*** Opening of DATA PROVIDED ***

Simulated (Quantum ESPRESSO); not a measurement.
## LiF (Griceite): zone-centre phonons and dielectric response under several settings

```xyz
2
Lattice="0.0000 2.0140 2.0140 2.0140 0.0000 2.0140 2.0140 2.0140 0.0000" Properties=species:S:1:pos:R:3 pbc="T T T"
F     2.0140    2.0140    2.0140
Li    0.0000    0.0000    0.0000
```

*** Close of DATA PROVIDED ***

__BRIEF__. Repeat the records word for word.

__TASK SOLUTION__.
Simulated (Quantum ESPRESSO); not a measurement.
## LiF (Griceite): zone-centre phonons and dielectric response under several settings

```xyz
2
Lattice="0.0000 2.0140 2.0140 2.0140 0.0000 2.0140 2.0140 2.0140 0.0000" Properties=species:S:1:pos:R:3 pbc="T T T"
F     2.0140    2.0140    2.0140
Li    0.0000    0.0000    0.0000
```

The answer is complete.